## ASSIGNMENT:
Return exactly those lines of the material below that fall between the line holding "1.12 | +0.010 |" and the line holding "Ansatz ran all-electron", inclusive.

## DATASET EXTRACT:
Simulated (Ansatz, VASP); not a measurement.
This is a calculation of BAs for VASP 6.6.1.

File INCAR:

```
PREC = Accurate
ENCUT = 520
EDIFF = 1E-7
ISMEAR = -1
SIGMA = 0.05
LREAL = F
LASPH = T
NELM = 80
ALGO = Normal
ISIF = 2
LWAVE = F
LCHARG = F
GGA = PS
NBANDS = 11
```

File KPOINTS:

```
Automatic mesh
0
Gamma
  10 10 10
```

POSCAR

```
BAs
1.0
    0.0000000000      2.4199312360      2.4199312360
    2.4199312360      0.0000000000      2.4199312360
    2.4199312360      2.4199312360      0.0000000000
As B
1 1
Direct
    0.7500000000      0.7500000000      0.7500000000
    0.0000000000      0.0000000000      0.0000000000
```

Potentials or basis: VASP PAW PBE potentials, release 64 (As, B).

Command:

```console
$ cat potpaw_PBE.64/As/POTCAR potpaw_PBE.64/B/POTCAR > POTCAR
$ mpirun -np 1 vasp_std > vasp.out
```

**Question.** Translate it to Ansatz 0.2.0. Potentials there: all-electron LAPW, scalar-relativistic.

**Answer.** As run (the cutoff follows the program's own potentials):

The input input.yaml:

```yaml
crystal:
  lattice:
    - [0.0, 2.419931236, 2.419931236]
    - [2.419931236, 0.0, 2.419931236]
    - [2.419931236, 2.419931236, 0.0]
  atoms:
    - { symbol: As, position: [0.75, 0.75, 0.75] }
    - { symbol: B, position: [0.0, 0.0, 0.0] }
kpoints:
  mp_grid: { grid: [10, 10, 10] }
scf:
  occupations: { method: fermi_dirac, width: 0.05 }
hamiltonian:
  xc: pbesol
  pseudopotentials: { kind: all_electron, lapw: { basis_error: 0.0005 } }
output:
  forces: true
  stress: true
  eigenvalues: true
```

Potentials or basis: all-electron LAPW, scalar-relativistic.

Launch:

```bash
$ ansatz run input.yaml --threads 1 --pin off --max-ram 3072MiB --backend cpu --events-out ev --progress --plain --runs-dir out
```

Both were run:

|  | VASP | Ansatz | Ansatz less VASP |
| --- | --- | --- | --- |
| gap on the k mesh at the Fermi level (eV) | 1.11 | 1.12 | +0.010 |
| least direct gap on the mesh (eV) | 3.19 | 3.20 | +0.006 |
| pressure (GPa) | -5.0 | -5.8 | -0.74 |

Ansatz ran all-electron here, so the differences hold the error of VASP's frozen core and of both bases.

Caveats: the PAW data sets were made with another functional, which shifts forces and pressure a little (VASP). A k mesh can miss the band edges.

## WRITTEN RESPONSE:
| gap on the k mesh at the Fermi level (eV) | 1.11 | 1.12 | +0.010 |
| least direct gap on the mesh (eV) | 3.19 | 3.20 | +0.006 |
| pressure (GPa) | -5.0 | -5.8 | -0.74 |

Ansatz ran all-electron here, so the differences hold the error of VASP's frozen core and of both bases.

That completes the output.